Data for review.
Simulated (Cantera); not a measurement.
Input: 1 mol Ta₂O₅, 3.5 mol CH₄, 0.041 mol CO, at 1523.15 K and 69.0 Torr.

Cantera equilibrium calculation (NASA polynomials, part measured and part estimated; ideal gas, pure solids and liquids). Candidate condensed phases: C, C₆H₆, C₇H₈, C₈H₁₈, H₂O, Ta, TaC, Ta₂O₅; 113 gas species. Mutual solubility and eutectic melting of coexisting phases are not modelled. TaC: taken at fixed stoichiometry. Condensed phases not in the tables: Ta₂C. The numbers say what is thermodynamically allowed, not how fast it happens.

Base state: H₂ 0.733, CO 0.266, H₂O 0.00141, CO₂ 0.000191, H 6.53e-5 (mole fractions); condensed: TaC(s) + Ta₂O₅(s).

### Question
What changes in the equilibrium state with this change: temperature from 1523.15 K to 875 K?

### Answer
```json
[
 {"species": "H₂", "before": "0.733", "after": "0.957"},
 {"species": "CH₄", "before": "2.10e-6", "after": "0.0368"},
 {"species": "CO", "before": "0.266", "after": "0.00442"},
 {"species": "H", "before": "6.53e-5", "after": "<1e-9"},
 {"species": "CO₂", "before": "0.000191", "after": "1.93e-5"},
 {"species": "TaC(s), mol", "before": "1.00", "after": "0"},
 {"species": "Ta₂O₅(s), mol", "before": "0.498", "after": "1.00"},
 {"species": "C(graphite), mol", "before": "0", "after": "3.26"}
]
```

Work item.
In full and without alteration, transcribe the entries above.

Exercise output.
Simulated (Cantera); not a measurement.
Input: 1 mol Ta₂O₅, 3.5 mol CH₄, 0.041 mol CO, at 1523.15 K and 69.0 Torr.

Cantera equilibrium calculation (NASA polynomials, part measured and part estimated; ideal gas, pure solids and liquids). Candidate condensed phases: C, C₆H₆, C₇H₈, C₈H₁₈, H₂O, Ta, TaC, Ta₂O₅; 113 gas species. Mutual solubility and eutectic melting of coexisting phases are not modelled. TaC: taken at fixed stoichiometry. Condensed phases not in the tables: Ta₂C. The numbers say what is thermodynamically allowed, not how fast it happens.

Base state: H₂ 0.733, CO 0.266, H₂O 0.00141, CO₂ 0.000191, H 6.53e-5 (mole fractions); condensed: TaC(s) + Ta₂O₅(s).

### Question
What changes in the equilibrium state with this change: temperature from 1523.15 K to 875 K?

### Answer
```json
[
 {"species": "H₂", "before": "0.733", "after": "0.957"},
 {"species": "CH₄", "before": "2.10e-6", "after": "0.0368"},
 {"species": "CO", "before": "0.266", "after": "0.00442"},
 {"species": "H", "before": "6.53e-5", "after": "<1e-9"},
 {"species": "CO₂", "before": "0.000191", "after": "1.93e-5"},
 {"species": "TaC(s), mol", "before": "1.00", "after": "0"},
 {"species": "Ta₂O₅(s), mol", "before": "0.498", "after": "1.00"},
 {"species": "C(graphite), mol", "before": "0", "after": "3.26"}
]
```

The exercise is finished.